═══

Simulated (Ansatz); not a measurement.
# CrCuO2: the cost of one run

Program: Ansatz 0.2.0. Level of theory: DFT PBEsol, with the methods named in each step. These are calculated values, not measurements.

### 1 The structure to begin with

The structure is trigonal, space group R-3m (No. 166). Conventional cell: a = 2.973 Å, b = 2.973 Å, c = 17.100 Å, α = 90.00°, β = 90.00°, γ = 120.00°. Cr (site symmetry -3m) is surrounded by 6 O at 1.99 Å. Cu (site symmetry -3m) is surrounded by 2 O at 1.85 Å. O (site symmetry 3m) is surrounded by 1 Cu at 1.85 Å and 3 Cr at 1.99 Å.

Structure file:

═══

_Assigned task:_ Return the listing. Match it exactly.

_Worked solution:_
Simulated (Ansatz); not a measurement.
# CrCuO2: the cost of one run

Program: Ansatz 0.2.0. Level of theory: DFT PBEsol, with the methods named in each step. These are calculated values, not measurements.

### 1 The structure to begin with

The structure is trigonal, space group R-3m (No. 166). Conventional cell: a = 2.973 Å, b = 2.973 Å, c = 17.100 Å, α = 90.00°, β = 90.00°, γ = 120.00°. Cr (site symmetry -3m) is surrounded by 6 O at 1.99 Å. Cu (site symmetry -3m) is surrounded by 2 O at 1.85 Å. O (site symmetry 3m) is surrounded by 1 Cu at 1.85 Å and 3 Cr at 1.99 Å.

Structure file:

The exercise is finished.